RECORDS PROVIDED:
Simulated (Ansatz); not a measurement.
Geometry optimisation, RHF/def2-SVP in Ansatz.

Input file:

REQUIREMENT: Word for word, write out every record in the listing.

RESPONSE AREA:
Simulated (Ansatz); not a measurement.
Geometry optimisation, RHF/def2-SVP in Ansatz.

Input file:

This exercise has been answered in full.